## Action item
Retype all of the entries word for word.

## Dataset content
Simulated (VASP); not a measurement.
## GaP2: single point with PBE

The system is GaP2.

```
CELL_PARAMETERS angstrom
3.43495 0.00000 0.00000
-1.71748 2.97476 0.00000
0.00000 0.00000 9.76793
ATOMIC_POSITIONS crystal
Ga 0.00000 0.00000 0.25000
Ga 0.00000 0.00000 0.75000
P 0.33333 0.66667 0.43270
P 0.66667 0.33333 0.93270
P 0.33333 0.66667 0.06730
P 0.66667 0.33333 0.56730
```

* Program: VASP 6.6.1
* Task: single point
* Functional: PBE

## Exercise result
Simulated (VASP); not a measurement.
## GaP2: single point with PBE

The system is GaP2.

```
CELL_PARAMETERS angstrom
3.43495 0.00000 0.00000
-1.71748 2.97476 0.00000
0.00000 0.00000 9.76793
ATOMIC_POSITIONS crystal
Ga 0.00000 0.00000 0.25000
Ga 0.00000 0.00000 0.75000
P 0.33333 0.66667 0.43270
P 0.66667 0.33333 0.93270
P 0.33333 0.66667 0.06730
P 0.66667 0.33333 0.56730
```

* Program: VASP 6.6.1
* Task: single point
* Functional: PBE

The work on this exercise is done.